**Activity:** Copy the entries exactly, through the "Run this with" line.

**Provided information:**
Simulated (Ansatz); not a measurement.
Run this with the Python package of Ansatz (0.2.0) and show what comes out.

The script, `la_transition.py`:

**Problem solution:**
Simulated (Ansatz); not a measurement.
Run this with the Python package of Ansatz (0.2.0) and show what comes out.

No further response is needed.